**Data listing:**
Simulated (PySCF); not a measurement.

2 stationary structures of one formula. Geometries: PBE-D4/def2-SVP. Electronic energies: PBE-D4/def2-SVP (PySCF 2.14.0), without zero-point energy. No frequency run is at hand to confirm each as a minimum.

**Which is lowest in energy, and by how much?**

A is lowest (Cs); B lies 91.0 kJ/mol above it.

**Work item:**
Please reproduce exactly the lines above, beginning with the first and ending with the line that contains "2 stationary structures", and include nothing outside that range.

**Exercise answer:**
Simulated (PySCF); not a measurement.

2 stationary structures of one formula. Geometries: PBE-D4/def2-SVP. Electronic energies: PBE-D4/def2-SVP (PySCF 2.14.0), without zero-point energy. No frequency run is at hand to confirm each as a minimum.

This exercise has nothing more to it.